_WORK TASK_
Only the lines from the first line of the records through the line containing "Space group Fm-3m" belong in the answer. Copy them exactly.

_INFORMATION SHOWN_
[Start of section]

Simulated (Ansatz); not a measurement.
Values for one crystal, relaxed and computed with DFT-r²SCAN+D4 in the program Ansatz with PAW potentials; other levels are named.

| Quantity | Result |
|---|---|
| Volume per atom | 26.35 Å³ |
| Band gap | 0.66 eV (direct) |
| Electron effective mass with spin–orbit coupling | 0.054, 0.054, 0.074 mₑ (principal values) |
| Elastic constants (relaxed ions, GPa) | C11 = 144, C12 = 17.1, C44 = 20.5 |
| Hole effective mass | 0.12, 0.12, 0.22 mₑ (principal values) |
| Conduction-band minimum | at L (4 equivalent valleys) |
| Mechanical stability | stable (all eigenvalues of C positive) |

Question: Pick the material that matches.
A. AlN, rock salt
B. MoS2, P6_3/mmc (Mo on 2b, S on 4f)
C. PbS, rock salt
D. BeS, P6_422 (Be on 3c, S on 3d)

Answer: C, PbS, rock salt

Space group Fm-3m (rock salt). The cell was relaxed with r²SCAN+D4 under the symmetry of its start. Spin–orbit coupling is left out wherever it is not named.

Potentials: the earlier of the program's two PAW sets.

[End of section]

_RESPONSE AREA_
Simulated (Ansatz); not a measurement.
Values for one crystal, relaxed and computed with DFT-r²SCAN+D4 in the program Ansatz with PAW potentials; other levels are named.

| Quantity | Result |
|---|---|
| Volume per atom | 26.35 Å³ |
| Band gap | 0.66 eV (direct) |
| Electron effective mass with spin–orbit coupling | 0.054, 0.054, 0.074 mₑ (principal values) |
| Elastic constants (relaxed ions, GPa) | C11 = 144, C12 = 17.1, C44 = 20.5 |
| Hole effective mass | 0.12, 0.12, 0.22 mₑ (principal values) |
| Conduction-band minimum | at L (4 equivalent valleys) |
| Mechanical stability | stable (all eigenvalues of C positive) |

Question: Pick the material that matches.
A. AlN, rock salt
B. MoS2, P6_3/mmc (Mo on 2b, S on 4f)
C. PbS, rock salt
D. BeS, P6_422 (Be on 3c, S on 3d)

Answer: C, PbS, rock salt

Space group Fm-3m (rock salt). The cell was relaxed with r²SCAN+D4 under the symmetry of its start. Spin–orbit coupling is left out wherever it is not named.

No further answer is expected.